- _DATA UNDER STUDY_
________

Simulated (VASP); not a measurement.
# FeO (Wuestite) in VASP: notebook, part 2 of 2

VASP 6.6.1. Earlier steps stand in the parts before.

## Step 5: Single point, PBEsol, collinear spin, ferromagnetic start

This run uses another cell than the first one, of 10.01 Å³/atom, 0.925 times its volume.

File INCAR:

________

- _TASK ITEM_
Could you output every entry above exactly as it stands?

- _TASK RESPONSE_
Simulated (VASP); not a measurement.
# FeO (Wuestite) in VASP: notebook, part 2 of 2

VASP 6.6.1. Earlier steps stand in the parts before.

## Step 5: Single point, PBEsol, collinear spin, ferromagnetic start

This run uses another cell than the first one, of 10.01 Å³/atom, 0.925 times its volume.

File INCAR:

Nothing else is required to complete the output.